■ Data to examine:
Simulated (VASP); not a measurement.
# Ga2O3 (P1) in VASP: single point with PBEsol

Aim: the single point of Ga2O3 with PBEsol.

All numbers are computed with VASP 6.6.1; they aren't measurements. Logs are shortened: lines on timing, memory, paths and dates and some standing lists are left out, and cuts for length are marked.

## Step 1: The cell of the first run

■ Brief: A word-for-word copy of the data above is the goal, so set it all down again.

■ Answer box:
Simulated (VASP); not a measurement.
# Ga2O3 (P1) in VASP: single point with PBEsol

Aim: the single point of Ga2O3 with PBEsol.

All numbers are computed with VASP 6.6.1; they aren't measurements. Logs are shortened: lines on timing, memory, paths and dates and some standing lists are left out, and cuts for length are marked.

## Step 1: The cell of the first run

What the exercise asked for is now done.